### Supplied information
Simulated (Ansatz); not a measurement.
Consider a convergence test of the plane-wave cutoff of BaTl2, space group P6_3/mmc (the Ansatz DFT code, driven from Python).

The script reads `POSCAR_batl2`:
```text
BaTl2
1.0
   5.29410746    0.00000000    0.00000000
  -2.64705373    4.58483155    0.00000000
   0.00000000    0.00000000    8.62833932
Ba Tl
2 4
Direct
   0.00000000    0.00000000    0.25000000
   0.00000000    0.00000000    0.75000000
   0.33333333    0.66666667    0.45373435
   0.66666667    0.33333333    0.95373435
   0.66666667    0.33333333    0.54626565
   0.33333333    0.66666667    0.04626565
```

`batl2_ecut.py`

### Assignment
Copy every entry exactly.

### Task result
Simulated (Ansatz); not a measurement.
Consider a convergence test of the plane-wave cutoff of BaTl2, space group P6_3/mmc (the Ansatz DFT code, driven from Python).

The script reads `POSCAR_batl2`:
```text
BaTl2
1.0
   5.29410746    0.00000000    0.00000000
  -2.64705373    4.58483155    0.00000000
   0.00000000    0.00000000    8.62833932
Ba Tl
2 4
Direct
   0.00000000    0.00000000    0.25000000
   0.00000000    0.00000000    0.75000000
   0.33333333    0.66666667    0.45373435
   0.66666667    0.33333333    0.95373435
   0.66666667    0.33333333    0.54626565
   0.33333333    0.66666667    0.04626565
```

`batl2_ecut.py`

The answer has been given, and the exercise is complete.